• Data section:
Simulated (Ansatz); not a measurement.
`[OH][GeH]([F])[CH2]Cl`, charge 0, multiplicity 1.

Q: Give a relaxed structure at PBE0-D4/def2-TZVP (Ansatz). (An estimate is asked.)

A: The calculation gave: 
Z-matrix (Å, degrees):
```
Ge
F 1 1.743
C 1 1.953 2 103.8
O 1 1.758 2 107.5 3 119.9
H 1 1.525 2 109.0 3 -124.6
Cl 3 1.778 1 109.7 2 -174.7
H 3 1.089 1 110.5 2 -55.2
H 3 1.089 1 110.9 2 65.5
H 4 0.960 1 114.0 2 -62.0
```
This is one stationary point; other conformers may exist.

• Assignment:
Please output the full listing one more time, exactly.

• Your solution:
Simulated (Ansatz); not a measurement.
`[OH][GeH]([F])[CH2]Cl`, charge 0, multiplicity 1.

Q: Give a relaxed structure at PBE0-D4/def2-TZVP (Ansatz). (An estimate is asked.)

A: The calculation gave: 
Z-matrix (Å, degrees):
```
Ge
F 1 1.743
C 1 1.953 2 103.8
O 1 1.758 2 107.5 3 119.9
H 1 1.525 2 109.0 3 -124.6
Cl 3 1.778 1 109.7 2 -174.7
H 3 1.089 1 110.5 2 -55.2
H 3 1.089 1 110.9 2 65.5
H 4 0.960 1 114.0 2 -62.0
```
This is one stationary point; other conformers may exist.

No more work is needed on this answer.